------------------------------------
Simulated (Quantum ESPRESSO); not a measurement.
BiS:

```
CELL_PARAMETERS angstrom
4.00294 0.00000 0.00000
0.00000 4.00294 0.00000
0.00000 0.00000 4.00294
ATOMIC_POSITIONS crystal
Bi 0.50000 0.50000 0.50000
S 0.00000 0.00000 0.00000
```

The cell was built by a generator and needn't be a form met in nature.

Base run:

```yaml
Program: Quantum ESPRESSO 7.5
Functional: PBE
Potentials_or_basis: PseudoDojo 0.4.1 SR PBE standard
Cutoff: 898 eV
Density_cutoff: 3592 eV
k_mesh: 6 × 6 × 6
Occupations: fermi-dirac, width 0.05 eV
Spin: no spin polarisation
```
------------------------------------

ACTION ITEM:
Return all of the data above exactly, leaving out no line.

EXERCISE RESULT:
Simulated (Quantum ESPRESSO); not a measurement.
BiS:

```
CELL_PARAMETERS angstrom
4.00294 0.00000 0.00000
0.00000 4.00294 0.00000
0.00000 0.00000 4.00294
ATOMIC_POSITIONS crystal
Bi 0.50000 0.50000 0.50000
S 0.00000 0.00000 0.00000
```

The cell was built by a generator and needn't be a form met in nature.

Base run:

```yaml
Program: Quantum ESPRESSO 7.5
Functional: PBE
Potentials_or_basis: PseudoDojo 0.4.1 SR PBE standard
Cutoff: 898 eV
Density_cutoff: 3592 eV
k_mesh: 6 × 6 × 6
Occupations: fermi-dirac, width 0.05 eV
Spin: no spin polarisation
```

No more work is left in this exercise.